Work task:
Give back the data below exactly as it was given.

Information shown:
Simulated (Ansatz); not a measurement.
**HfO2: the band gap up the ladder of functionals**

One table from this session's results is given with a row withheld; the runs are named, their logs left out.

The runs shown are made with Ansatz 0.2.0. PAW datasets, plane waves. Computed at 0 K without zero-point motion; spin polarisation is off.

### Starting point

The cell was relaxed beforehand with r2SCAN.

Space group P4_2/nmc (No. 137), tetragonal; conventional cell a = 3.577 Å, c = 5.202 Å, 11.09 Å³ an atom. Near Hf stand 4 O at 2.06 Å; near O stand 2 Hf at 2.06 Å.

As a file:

Exercise solution:
Simulated (Ansatz); not a measurement.
**HfO2: the band gap up the ladder of functionals**

One table from this session's results is given with a row withheld; the runs are named, their logs left out.

The runs shown are made with Ansatz 0.2.0. PAW datasets, plane waves. Computed at 0 K without zero-point motion; spin polarisation is off.

### Starting point

The cell was relaxed beforehand with r2SCAN.

Space group P4_2/nmc (No. 137), tetragonal; conventional cell a = 3.577 Å, c = 5.202 Å, 11.09 Å³ an atom. Near Hf stand 4 O at 2.06 Å; near O stand 2 Hf at 2.06 Å.

As a file:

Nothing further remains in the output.